▸ Work request: Provide an exact copy of the lines from the beginning of the records through the line that includes "Caveats: all runs", and of no others.

◇ ◇ ◇ ◇ ◇

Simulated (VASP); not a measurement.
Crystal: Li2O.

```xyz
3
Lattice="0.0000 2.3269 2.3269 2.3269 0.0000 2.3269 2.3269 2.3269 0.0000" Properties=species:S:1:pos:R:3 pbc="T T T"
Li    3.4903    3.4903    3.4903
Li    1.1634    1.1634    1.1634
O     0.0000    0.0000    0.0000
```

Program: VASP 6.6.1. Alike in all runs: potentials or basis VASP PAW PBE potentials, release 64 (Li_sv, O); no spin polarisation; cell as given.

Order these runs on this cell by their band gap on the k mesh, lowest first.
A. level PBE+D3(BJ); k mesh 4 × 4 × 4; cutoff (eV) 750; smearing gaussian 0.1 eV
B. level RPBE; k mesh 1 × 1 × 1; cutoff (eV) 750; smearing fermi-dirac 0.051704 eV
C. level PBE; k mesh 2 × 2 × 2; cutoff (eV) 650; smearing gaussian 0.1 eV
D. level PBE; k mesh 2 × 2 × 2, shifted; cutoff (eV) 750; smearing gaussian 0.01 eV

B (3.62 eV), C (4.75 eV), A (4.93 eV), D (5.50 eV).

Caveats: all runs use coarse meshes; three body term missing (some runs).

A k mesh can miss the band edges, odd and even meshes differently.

◇ ◇ ◇ ◇ ◇

▸ Exercise response:
Simulated (VASP); not a measurement.
Crystal: Li2O.

```xyz
3
Lattice="0.0000 2.3269 2.3269 2.3269 0.0000 2.3269 2.3269 2.3269 0.0000" Properties=species:S:1:pos:R:3 pbc="T T T"
Li    3.4903    3.4903    3.4903
Li    1.1634    1.1634    1.1634
O     0.0000    0.0000    0.0000
```

Program: VASP 6.6.1. Alike in all runs: potentials or basis VASP PAW PBE potentials, release 64 (Li_sv, O); no spin polarisation; cell as given.

Order these runs on this cell by their band gap on the k mesh, lowest first.
A. level PBE+D3(BJ); k mesh 4 × 4 × 4; cutoff (eV) 750; smearing gaussian 0.1 eV
B. level RPBE; k mesh 1 × 1 × 1; cutoff (eV) 750; smearing fermi-dirac 0.051704 eV
C. level PBE; k mesh 2 × 2 × 2; cutoff (eV) 650; smearing gaussian 0.1 eV
D. level PBE; k mesh 2 × 2 × 2, shifted; cutoff (eV) 750; smearing gaussian 0.01 eV

B (3.62 eV), C (4.75 eV), A (4.93 eV), D (5.50 eV).

Caveats: all runs use coarse meshes; three body term missing (some runs).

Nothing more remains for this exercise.